Supplied data
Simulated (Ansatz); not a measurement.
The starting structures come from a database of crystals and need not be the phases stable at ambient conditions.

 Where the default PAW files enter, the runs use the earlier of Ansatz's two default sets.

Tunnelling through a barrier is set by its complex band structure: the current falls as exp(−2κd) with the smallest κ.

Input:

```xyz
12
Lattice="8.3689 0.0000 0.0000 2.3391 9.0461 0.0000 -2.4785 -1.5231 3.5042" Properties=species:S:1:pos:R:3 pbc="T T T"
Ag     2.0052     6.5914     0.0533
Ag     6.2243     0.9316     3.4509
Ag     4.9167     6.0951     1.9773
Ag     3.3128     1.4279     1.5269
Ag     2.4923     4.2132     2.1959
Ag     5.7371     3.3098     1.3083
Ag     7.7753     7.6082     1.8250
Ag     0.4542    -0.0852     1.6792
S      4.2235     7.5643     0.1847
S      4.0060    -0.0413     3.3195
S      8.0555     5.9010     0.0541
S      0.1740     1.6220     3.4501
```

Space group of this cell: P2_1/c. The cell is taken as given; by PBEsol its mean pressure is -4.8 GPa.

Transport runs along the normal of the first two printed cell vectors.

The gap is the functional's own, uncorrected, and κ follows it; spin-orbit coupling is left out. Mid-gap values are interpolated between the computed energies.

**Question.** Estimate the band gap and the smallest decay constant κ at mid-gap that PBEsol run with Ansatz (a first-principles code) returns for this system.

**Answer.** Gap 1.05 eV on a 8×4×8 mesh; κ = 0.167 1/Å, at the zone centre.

Requirement
Restate word for word the entries above from the line with "Where the default" through the line with "The gap is the", inclusive, leaving out everything else.

Task response
 Where the default PAW files enter, the runs use the earlier of Ansatz's two default sets.

Tunnelling through a barrier is set by its complex band structure: the current falls as exp(−2κd) with the smallest κ.

Input:

```xyz
12
Lattice="8.3689 0.0000 0.0000 2.3391 9.0461 0.0000 -2.4785 -1.5231 3.5042" Properties=species:S:1:pos:R:3 pbc="T T T"
Ag     2.0052     6.5914     0.0533
Ag     6.2243     0.9316     3.4509
Ag     4.9167     6.0951     1.9773
Ag     3.3128     1.4279     1.5269
Ag     2.4923     4.2132     2.1959
Ag     5.7371     3.3098     1.3083
Ag     7.7753     7.6082     1.8250
Ag     0.4542    -0.0852     1.6792
S      4.2235     7.5643     0.1847
S      4.0060    -0.0413     3.3195
S      8.0555     5.9010     0.0541
S      0.1740     1.6220     3.4501
```

Space group of this cell: P2_1/c. The cell is taken as given; by PBEsol its mean pressure is -4.8 GPa.

Transport runs along the normal of the first two printed cell vectors.

The gap is the functional's own, uncorrected, and κ follows it; spin-orbit coupling is left out. Mid-gap values are interpolated between the computed energies.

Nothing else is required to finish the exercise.